Given data below:

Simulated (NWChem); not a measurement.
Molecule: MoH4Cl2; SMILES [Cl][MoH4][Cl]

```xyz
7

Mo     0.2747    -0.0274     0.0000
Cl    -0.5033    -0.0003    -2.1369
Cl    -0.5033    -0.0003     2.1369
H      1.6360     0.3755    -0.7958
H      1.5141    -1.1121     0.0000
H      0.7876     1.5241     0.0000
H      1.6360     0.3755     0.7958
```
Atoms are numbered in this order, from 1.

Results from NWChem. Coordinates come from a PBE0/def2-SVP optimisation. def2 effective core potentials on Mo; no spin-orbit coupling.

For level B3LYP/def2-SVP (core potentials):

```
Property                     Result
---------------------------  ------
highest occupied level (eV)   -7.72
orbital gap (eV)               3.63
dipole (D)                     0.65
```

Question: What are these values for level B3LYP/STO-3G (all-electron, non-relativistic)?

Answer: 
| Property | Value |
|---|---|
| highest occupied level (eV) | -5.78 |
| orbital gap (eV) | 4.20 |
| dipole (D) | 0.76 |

End of Given data.

Assignment: Word for word, restate the lines of the listing above starting at the line with "Question: What are" and ending at the line with "(eV) | 4.20 |", and nothing outside them.

Task result:
Question: What are these values for level B3LYP/STO-3G (all-electron, non-relativistic)?

Answer: 
| Property | Value |
|---|---|
| highest occupied level (eV) | -5.78 |
| orbital gap (eV) | 4.20 |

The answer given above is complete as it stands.